Assignment:
Write out the listing below exactly, beginning at its first line and ending with the line that contains "Measured: gap 4.68".

Information:
++++++

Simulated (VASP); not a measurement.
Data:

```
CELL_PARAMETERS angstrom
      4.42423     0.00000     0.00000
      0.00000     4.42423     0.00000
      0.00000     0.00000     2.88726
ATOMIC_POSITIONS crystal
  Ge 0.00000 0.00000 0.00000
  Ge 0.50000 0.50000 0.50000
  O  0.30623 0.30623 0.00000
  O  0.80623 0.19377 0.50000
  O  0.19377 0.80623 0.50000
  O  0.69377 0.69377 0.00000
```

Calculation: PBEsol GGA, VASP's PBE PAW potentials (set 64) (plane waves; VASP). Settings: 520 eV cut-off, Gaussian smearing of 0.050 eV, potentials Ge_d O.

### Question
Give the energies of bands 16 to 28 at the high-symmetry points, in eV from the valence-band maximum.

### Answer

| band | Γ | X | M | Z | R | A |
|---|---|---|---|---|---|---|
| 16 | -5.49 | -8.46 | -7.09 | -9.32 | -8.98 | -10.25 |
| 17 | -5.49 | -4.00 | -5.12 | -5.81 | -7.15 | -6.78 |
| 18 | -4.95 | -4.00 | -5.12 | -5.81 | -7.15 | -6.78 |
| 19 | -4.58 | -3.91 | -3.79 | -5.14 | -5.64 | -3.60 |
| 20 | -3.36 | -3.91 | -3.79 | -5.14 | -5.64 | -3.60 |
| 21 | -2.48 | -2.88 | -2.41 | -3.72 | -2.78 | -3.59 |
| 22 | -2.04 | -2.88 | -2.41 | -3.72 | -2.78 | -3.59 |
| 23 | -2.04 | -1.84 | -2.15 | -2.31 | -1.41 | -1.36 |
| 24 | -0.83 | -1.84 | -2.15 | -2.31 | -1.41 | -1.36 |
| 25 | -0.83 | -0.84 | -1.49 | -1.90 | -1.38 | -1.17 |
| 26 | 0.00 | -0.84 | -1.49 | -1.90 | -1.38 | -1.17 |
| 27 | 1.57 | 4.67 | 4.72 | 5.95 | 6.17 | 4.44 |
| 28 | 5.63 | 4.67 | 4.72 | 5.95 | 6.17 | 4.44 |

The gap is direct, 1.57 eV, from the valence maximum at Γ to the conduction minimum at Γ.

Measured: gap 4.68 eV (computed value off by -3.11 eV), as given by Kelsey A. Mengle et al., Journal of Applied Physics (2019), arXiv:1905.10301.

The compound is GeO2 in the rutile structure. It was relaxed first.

++++++

Result:
Simulated (VASP); not a measurement.
Data:

```
CELL_PARAMETERS angstrom
      4.42423     0.00000     0.00000
      0.00000     4.42423     0.00000
      0.00000     0.00000     2.88726
ATOMIC_POSITIONS crystal
  Ge 0.00000 0.00000 0.00000
  Ge 0.50000 0.50000 0.50000
  O  0.30623 0.30623 0.00000
  O  0.80623 0.19377 0.50000
  O  0.19377 0.80623 0.50000
  O  0.69377 0.69377 0.00000
```

Calculation: PBEsol GGA, VASP's PBE PAW potentials (set 64) (plane waves; VASP). Settings: 520 eV cut-off, Gaussian smearing of 0.050 eV, potentials Ge_d O.

### Question
Give the energies of bands 16 to 28 at the high-symmetry points, in eV from the valence-band maximum.

### Answer

| band | Γ | X | M | Z | R | A |
|---|---|---|---|---|---|---|
| 16 | -5.49 | -8.46 | -7.09 | -9.32 | -8.98 | -10.25 |
| 17 | -5.49 | -4.00 | -5.12 | -5.81 | -7.15 | -6.78 |
| 18 | -4.95 | -4.00 | -5.12 | -5.81 | -7.15 | -6.78 |
| 19 | -4.58 | -3.91 | -3.79 | -5.14 | -5.64 | -3.60 |
| 20 | -3.36 | -3.91 | -3.79 | -5.14 | -5.64 | -3.60 |
| 21 | -2.48 | -2.88 | -2.41 | -3.72 | -2.78 | -3.59 |
| 22 | -2.04 | -2.88 | -2.41 | -3.72 | -2.78 | -3.59 |
| 23 | -2.04 | -1.84 | -2.15 | -2.31 | -1.41 | -1.36 |
| 24 | -0.83 | -1.84 | -2.15 | -2.31 | -1.41 | -1.36 |
| 25 | -0.83 | -0.84 | -1.49 | -1.90 | -1.38 | -1.17 |
| 26 | 0.00 | -0.84 | -1.49 | -1.90 | -1.38 | -1.17 |
| 27 | 1.57 | 4.67 | 4.72 | 5.95 | 6.17 | 4.44 |
| 28 | 5.63 | 4.67 | 4.72 | 5.95 | 6.17 | 4.44 |

The gap is direct, 1.57 eV, from the valence maximum at Γ to the conduction minimum at Γ.

Measured: gap 4.68 eV (computed value off by -3.11 eV), as given by Kelsey A. Mengle et al., Journal of Applied Physics (2019), arXiv:1905.10301.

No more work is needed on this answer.